▶ [Assignment]: From the first line to the last, retype the listing without any alteration.

▶ [Data records]:
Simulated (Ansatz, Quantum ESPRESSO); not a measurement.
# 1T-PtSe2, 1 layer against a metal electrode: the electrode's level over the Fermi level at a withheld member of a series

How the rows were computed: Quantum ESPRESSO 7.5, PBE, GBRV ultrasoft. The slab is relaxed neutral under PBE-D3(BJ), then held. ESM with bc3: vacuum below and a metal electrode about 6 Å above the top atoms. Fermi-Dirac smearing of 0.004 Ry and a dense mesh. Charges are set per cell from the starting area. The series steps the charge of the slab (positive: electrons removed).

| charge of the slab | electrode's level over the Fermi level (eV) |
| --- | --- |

▶ [Exercise answer]:
Simulated (Ansatz, Quantum ESPRESSO); not a measurement.
# 1T-PtSe2, 1 layer against a metal electrode: the electrode's level over the Fermi level at a withheld member of a series

How the rows were computed: Quantum ESPRESSO 7.5, PBE, GBRV ultrasoft. The slab is relaxed neutral under PBE-D3(BJ), then held. ESM with bc3: vacuum below and a metal electrode about 6 Å above the top atoms. Fermi-Dirac smearing of 0.004 Ry and a dense mesh. Charges are set per cell from the starting area. The series steps the charge of the slab (positive: electrons removed).

| charge of the slab | electrode's level over the Fermi level (eV) |
| --- | --- |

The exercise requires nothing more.